## Work instruction
Reproduce the listing in full. Keep every character unchanged.

## Extracted material
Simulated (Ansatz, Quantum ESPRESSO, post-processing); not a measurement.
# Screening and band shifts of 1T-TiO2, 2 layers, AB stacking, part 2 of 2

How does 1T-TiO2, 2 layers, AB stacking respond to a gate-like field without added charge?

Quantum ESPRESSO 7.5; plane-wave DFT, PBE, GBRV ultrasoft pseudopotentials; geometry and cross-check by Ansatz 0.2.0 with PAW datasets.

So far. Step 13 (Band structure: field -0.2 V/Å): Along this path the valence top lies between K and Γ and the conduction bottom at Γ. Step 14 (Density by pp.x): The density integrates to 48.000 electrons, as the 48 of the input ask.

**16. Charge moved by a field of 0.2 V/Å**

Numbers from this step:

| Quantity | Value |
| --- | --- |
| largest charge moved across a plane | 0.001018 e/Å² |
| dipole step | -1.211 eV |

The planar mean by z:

## Answer box
Simulated (Ansatz, Quantum ESPRESSO, post-processing); not a measurement.
# Screening and band shifts of 1T-TiO2, 2 layers, AB stacking, part 2 of 2

How does 1T-TiO2, 2 layers, AB stacking respond to a gate-like field without added charge?

Quantum ESPRESSO 7.5; plane-wave DFT, PBE, GBRV ultrasoft pseudopotentials; geometry and cross-check by Ansatz 0.2.0 with PAW datasets.

So far. Step 13 (Band structure: field -0.2 V/Å): Along this path the valence top lies between K and Γ and the conduction bottom at Γ. Step 14 (Density by pp.x): The density integrates to 48.000 electrons, as the 48 of the input ask.

**16. Charge moved by a field of 0.2 V/Å**

Numbers from this step:

| Quantity | Value |
| --- | --- |
| largest charge moved across a plane | 0.001018 e/Å² |
| dipole step | -1.211 eV |

The planar mean by z:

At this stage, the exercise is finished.